> [WORK REQUEST] Would you return the lines between the one holding "they made of?" and the one holding "Mo 4p 99 % |", inclusive, and only those, exactly as they stand in the listing below?

EXTRACTED DATA Start Marker
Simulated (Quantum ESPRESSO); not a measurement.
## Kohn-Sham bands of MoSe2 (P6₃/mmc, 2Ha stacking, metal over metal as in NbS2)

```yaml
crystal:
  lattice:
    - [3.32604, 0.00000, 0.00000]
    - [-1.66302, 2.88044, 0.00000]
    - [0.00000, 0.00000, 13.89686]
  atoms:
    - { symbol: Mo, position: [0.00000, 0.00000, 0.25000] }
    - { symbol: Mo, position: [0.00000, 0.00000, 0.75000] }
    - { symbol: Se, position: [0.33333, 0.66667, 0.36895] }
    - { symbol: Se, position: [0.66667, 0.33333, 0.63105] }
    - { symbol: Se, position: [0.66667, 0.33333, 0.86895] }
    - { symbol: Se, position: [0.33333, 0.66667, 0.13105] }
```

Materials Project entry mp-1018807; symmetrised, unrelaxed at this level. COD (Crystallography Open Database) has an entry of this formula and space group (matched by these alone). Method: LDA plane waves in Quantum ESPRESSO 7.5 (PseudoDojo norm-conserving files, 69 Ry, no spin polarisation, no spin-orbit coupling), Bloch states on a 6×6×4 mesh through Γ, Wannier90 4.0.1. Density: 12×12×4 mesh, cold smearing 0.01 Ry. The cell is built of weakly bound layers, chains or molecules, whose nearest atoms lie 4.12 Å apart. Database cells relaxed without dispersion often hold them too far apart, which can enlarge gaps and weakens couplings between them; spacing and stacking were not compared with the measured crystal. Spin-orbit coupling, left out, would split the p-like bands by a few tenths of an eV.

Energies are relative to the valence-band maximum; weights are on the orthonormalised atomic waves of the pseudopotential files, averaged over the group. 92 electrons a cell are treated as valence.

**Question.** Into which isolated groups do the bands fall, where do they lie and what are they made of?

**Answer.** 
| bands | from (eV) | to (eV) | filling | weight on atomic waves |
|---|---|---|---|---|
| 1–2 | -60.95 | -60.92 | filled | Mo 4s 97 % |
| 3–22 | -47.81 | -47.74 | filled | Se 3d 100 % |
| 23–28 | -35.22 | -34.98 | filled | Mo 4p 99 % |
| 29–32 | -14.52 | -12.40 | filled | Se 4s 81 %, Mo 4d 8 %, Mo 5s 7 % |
EXTRACTED DATA End Marker

> [YOUR SOLUTION]
**Question.** Into which isolated groups do the bands fall, where do they lie and what are they made of?

**Answer.** 
| bands | from (eV) | to (eV) | filling | weight on atomic waves |
|---|---|---|---|---|
| 1–2 | -60.95 | -60.92 | filled | Mo 4s 97 % |
| 3–22 | -47.81 | -47.74 | filled | Se 3d 100 % |
| 23–28 | -35.22 | -34.98 | filled | Mo 4p 99 % |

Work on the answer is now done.